** Exercise **
The complete listing should be transcribed precisely.

[Opening Listed records section]
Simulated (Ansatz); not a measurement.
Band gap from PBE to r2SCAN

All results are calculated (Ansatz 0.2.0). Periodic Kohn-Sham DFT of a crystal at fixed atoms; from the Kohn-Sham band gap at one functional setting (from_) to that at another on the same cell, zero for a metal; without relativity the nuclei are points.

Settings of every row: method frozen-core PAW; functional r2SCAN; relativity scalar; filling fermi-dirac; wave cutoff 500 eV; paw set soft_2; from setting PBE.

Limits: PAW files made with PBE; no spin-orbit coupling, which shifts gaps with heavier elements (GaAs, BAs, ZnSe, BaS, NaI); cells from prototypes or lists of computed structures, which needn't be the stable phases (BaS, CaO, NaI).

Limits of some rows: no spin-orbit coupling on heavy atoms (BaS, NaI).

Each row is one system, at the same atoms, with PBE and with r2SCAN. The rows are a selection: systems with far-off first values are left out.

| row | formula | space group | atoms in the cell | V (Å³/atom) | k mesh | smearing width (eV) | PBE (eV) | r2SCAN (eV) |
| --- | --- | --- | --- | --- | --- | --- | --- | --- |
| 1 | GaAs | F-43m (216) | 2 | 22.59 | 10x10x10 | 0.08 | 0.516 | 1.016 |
[Closing Listed records section]

** Solution **
Simulated (Ansatz); not a measurement.
Band gap from PBE to r2SCAN

All results are calculated (Ansatz 0.2.0). Periodic Kohn-Sham DFT of a crystal at fixed atoms; from the Kohn-Sham band gap at one functional setting (from_) to that at another on the same cell, zero for a metal; without relativity the nuclei are points.

Settings of every row: method frozen-core PAW; functional r2SCAN; relativity scalar; filling fermi-dirac; wave cutoff 500 eV; paw set soft_2; from setting PBE.

Limits: PAW files made with PBE; no spin-orbit coupling, which shifts gaps with heavier elements (GaAs, BAs, ZnSe, BaS, NaI); cells from prototypes or lists of computed structures, which needn't be the stable phases (BaS, CaO, NaI).

Limits of some rows: no spin-orbit coupling on heavy atoms (BaS, NaI).

Each row is one system, at the same atoms, with PBE and with r2SCAN. The rows are a selection: systems with far-off first values are left out.

| row | formula | space group | atoms in the cell | V (Å³/atom) | k mesh | smearing width (eV) | PBE (eV) | r2SCAN (eV) |
| --- | --- | --- | --- | --- | --- | --- | --- | --- |
| 1 | GaAs | F-43m (216) | 2 | 22.59 | 10x10x10 | 0.08 | 0.516 | 1.016 |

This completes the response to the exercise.